#### [Action item]
Look at the entries below and restate word for word the lines from the first through the one that has "The numbers are".

#### [Entries provided]
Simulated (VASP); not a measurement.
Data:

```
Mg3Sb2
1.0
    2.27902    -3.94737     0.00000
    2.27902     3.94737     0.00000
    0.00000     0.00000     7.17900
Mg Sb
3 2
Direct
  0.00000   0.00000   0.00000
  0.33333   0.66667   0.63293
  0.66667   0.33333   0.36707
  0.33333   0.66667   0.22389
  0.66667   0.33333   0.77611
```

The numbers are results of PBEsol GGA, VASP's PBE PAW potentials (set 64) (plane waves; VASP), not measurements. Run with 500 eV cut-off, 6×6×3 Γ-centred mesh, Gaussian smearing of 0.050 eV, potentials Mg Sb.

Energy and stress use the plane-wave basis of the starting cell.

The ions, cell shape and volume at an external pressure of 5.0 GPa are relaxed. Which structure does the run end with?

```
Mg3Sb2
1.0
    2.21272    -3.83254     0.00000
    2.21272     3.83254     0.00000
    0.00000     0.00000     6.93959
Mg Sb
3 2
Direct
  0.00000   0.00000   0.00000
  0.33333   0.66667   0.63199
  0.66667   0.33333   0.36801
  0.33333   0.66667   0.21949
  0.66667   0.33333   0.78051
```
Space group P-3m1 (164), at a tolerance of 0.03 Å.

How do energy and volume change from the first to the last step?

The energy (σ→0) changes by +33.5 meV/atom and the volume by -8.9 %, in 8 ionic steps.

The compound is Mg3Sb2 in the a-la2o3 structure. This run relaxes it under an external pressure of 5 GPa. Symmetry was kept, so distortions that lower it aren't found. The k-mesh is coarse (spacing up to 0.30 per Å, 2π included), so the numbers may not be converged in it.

#### [Result]
Simulated (VASP); not a measurement.
Data:

```
Mg3Sb2
1.0
    2.27902    -3.94737     0.00000
    2.27902     3.94737     0.00000
    0.00000     0.00000     7.17900
Mg Sb
3 2
Direct
  0.00000   0.00000   0.00000
  0.33333   0.66667   0.63293
  0.66667   0.33333   0.36707
  0.33333   0.66667   0.22389
  0.66667   0.33333   0.77611
```

The numbers are results of PBEsol GGA, VASP's PBE PAW potentials (set 64) (plane waves; VASP), not measurements. Run with 500 eV cut-off, 6×6×3 Γ-centred mesh, Gaussian smearing of 0.050 eV, potentials Mg Sb.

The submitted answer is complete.